#### WORK ORDER:
Reproduce the data below word for word.

#### THE DATA:
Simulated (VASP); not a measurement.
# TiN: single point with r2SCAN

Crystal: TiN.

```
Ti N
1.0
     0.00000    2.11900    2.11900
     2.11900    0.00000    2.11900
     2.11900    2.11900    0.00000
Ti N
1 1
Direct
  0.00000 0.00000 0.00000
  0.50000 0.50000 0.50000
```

#### ANSWER BOX:
Simulated (VASP); not a measurement.
# TiN: single point with r2SCAN

Crystal: TiN.

```
Ti N
1.0
     0.00000    2.11900    2.11900
     2.11900    0.00000    2.11900
     2.11900    2.11900    0.00000
Ti N
1 1
Direct
  0.00000 0.00000 0.00000
  0.50000 0.50000 0.50000
```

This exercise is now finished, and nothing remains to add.